**ASSIGNED TASK**
Up to and including the line with "none | -3.6 |", please set down the entries below exactly, starting from the first line.

**GIVEN INFORMATION**
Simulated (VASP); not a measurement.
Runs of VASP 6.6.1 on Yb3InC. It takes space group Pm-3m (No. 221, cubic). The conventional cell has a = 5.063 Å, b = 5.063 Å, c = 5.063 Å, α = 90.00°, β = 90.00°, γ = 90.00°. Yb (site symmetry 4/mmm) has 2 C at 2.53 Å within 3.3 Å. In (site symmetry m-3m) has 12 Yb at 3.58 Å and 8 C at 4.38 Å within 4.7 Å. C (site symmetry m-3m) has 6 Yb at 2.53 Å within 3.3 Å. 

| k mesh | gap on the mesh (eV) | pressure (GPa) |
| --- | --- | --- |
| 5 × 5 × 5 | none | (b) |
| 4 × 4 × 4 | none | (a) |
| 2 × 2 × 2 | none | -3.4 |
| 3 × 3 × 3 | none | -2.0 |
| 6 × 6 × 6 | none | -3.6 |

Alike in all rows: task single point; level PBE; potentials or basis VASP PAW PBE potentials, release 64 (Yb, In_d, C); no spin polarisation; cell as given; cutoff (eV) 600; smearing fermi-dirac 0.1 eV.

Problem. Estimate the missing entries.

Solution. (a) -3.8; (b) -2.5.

**EXERCISE OUTPUT**
Simulated (VASP); not a measurement.
Runs of VASP 6.6.1 on Yb3InC. It takes space group Pm-3m (No. 221, cubic). The conventional cell has a = 5.063 Å, b = 5.063 Å, c = 5.063 Å, α = 90.00°, β = 90.00°, γ = 90.00°. Yb (site symmetry 4/mmm) has 2 C at 2.53 Å within 3.3 Å. In (site symmetry m-3m) has 12 Yb at 3.58 Å and 8 C at 4.38 Å within 4.7 Å. C (site symmetry m-3m) has 6 Yb at 2.53 Å within 3.3 Å. 

| k mesh | gap on the mesh (eV) | pressure (GPa) |
| --- | --- | --- |
| 5 × 5 × 5 | none | (b) |
| 4 × 4 × 4 | none | (a) |
| 2 × 2 × 2 | none | -3.4 |
| 3 × 3 × 3 | none | -2.0 |
| 6 × 6 × 6 | none | -3.6 |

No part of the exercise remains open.